WORK ITEM -
Write out again the entries from the first line to the line that includes "SiN2H6: 9 atoms, total", keeping both of those lines.

━━ MATERIAL PROVIDED ━━
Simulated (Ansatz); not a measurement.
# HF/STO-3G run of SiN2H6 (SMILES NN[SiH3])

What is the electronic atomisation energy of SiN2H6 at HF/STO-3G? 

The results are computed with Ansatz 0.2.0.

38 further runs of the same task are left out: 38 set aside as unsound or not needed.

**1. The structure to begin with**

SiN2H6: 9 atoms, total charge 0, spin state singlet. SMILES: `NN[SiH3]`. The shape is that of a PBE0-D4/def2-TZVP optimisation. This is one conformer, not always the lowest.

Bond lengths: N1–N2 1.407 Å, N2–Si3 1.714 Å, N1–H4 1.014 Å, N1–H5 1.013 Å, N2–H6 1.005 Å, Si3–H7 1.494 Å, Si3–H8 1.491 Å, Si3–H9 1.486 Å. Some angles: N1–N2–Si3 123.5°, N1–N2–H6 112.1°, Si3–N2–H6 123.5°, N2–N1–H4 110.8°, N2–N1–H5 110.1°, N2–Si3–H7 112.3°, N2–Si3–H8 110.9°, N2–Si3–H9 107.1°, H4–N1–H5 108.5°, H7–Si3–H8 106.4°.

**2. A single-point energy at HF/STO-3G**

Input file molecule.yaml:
━━━

ANSWER SECTION -
Simulated (Ansatz); not a measurement.
# HF/STO-3G run of SiN2H6 (SMILES NN[SiH3])

What is the electronic atomisation energy of SiN2H6 at HF/STO-3G? 

The results are computed with Ansatz 0.2.0.

38 further runs of the same task are left out: 38 set aside as unsound or not needed.

**1. The structure to begin with**

SiN2H6: 9 atoms, total charge 0, spin state singlet. SMILES: `NN[SiH3]`. The shape is that of a PBE0-D4/def2-TZVP optimisation. This is one conformer, not always the lowest.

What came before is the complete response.